_Work order:_ Look through the data below for the line with "J = -36.184795 A/cm^2", and transcribe it exactly together with each line after it up to and including the line with "step for J = 0 = -0.114 V". Give nothing else.

- Opening Delimiter -

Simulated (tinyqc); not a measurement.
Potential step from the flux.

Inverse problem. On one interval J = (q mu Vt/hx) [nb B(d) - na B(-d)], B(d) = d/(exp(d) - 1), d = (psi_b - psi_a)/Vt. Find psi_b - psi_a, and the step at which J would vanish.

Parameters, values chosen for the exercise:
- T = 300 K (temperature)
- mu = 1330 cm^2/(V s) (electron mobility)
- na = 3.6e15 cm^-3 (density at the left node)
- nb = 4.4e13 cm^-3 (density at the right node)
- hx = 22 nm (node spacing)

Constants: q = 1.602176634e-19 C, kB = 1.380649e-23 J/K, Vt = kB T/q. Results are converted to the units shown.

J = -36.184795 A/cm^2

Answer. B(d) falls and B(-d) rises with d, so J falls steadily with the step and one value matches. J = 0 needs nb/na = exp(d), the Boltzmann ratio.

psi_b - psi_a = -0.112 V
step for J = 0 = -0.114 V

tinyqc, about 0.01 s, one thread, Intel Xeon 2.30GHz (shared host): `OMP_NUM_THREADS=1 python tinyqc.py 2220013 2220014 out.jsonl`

- Closing Delimiter -

_Your response:_
J = -36.184795 A/cm^2

Answer. B(d) falls and B(-d) rises with d, so J falls steadily with the step and one value matches. J = 0 needs nb/na = exp(d), the Boltzmann ratio.

psi_b - psi_a = -0.112 V
step for J = 0 = -0.114 V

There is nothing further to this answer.